## EXCERPTED RECORDS:
+++++

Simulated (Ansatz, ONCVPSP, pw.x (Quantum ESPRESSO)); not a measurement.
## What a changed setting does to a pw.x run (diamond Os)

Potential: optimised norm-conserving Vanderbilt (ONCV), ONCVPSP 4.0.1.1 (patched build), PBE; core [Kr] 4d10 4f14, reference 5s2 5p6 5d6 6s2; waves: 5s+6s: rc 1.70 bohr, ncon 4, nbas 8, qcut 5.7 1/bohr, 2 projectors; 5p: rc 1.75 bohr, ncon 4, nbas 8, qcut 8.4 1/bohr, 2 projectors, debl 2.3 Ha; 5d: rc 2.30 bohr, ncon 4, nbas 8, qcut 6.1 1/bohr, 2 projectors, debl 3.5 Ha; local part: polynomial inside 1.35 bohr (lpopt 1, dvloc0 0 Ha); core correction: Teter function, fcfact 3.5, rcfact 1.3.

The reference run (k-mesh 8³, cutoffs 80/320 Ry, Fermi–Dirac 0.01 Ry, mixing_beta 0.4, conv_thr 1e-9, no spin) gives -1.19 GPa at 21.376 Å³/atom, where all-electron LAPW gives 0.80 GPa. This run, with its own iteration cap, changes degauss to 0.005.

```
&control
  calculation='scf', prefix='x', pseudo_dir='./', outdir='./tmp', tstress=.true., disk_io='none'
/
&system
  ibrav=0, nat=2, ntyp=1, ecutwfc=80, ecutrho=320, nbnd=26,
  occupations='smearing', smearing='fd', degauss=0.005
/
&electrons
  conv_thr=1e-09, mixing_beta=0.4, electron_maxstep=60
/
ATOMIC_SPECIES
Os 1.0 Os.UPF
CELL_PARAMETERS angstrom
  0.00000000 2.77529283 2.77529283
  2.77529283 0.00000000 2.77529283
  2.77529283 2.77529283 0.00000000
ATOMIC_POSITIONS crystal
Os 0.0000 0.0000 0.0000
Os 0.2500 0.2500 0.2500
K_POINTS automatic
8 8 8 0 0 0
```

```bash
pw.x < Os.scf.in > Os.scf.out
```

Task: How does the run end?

+++++

## BRIEF:
When you repeat the lines, start with the first line of the material and end with the line that contains "Potential: optimised norm-conserving", keeping both and reproducing each exactly, with nothing added.

## RESULT:
Simulated (Ansatz, ONCVPSP, pw.x (Quantum ESPRESSO)); not a measurement.
## What a changed setting does to a pw.x run (diamond Os)

Potential: optimised norm-conserving Vanderbilt (ONCV), ONCVPSP 4.0.1.1 (patched build), PBE; core [Kr] 4d10 4f14, reference 5s2 5p6 5d6 6s2; waves: 5s+6s: rc 1.70 bohr, ncon 4, nbas 8, qcut 5.7 1/bohr, 2 projectors; 5p: rc 1.75 bohr, ncon 4, nbas 8, qcut 8.4 1/bohr, 2 projectors, debl 2.3 Ha; 5d: rc 2.30 bohr, ncon 4, nbas 8, qcut 6.1 1/bohr, 2 projectors, debl 3.5 Ha; local part: polynomial inside 1.35 bohr (lpopt 1, dvloc0 0 Ha); core correction: Teter function, fcfact 3.5, rcfact 1.3.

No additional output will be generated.